Brief → For the records below, output each line exactly as it appears, from the first through the line with "Measured values (NIST".

Given records →
- Opening Delimiter -

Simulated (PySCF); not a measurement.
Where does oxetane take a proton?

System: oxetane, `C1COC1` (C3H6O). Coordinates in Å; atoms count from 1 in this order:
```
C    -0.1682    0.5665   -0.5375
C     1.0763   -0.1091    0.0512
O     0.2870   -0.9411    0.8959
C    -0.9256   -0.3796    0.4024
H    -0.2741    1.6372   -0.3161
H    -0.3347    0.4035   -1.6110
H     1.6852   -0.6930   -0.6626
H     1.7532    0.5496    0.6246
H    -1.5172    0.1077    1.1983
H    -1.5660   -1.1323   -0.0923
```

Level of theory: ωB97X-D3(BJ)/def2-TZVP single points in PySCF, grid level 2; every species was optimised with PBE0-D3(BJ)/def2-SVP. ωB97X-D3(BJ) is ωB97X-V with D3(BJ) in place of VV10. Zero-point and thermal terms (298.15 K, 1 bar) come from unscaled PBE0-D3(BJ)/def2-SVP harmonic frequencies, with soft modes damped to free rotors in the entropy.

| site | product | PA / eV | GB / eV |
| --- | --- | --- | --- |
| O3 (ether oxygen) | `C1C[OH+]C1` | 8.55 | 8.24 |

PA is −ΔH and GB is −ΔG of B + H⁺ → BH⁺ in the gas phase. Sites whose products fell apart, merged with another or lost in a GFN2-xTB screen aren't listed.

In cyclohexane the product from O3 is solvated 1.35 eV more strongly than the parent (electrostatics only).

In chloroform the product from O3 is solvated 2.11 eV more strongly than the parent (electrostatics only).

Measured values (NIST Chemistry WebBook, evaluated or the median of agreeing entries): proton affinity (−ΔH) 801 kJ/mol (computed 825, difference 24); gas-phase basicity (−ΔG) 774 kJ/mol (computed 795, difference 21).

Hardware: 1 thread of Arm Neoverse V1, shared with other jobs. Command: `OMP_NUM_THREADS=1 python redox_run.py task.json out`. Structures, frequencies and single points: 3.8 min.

- Closing Delimiter -

Exercise result →
Simulated (PySCF); not a measurement.
Where does oxetane take a proton?

System: oxetane, `C1COC1` (C3H6O). Coordinates in Å; atoms count from 1 in this order:
```
C    -0.1682    0.5665   -0.5375
C     1.0763   -0.1091    0.0512
O     0.2870   -0.9411    0.8959
C    -0.9256   -0.3796    0.4024
H    -0.2741    1.6372   -0.3161
H    -0.3347    0.4035   -1.6110
H     1.6852   -0.6930   -0.6626
H     1.7532    0.5496    0.6246
H    -1.5172    0.1077    1.1983
H    -1.5660   -1.1323   -0.0923
```

Level of theory: ωB97X-D3(BJ)/def2-TZVP single points in PySCF, grid level 2; every species was optimised with PBE0-D3(BJ)/def2-SVP. ωB97X-D3(BJ) is ωB97X-V with D3(BJ) in place of VV10. Zero-point and thermal terms (298.15 K, 1 bar) come from unscaled PBE0-D3(BJ)/def2-SVP harmonic frequencies, with soft modes damped to free rotors in the entropy.

| site | product | PA / eV | GB / eV |
| --- | --- | --- | --- |
| O3 (ether oxygen) | `C1C[OH+]C1` | 8.55 | 8.24 |

PA is −ΔH and GB is −ΔG of B + H⁺ → BH⁺ in the gas phase. Sites whose products fell apart, merged with another or lost in a GFN2-xTB screen aren't listed.

In cyclohexane the product from O3 is solvated 1.35 eV more strongly than the parent (electrostatics only).

In chloroform the product from O3 is solvated 2.11 eV more strongly than the parent (electrostatics only).

Measured values (NIST Chemistry WebBook, evaluated or the median of agreeing entries): proton affinity (−ΔH) 801 kJ/mol (computed 825, difference 24); gas-phase basicity (−ΔG) 774 kJ/mol (computed 795, difference 21).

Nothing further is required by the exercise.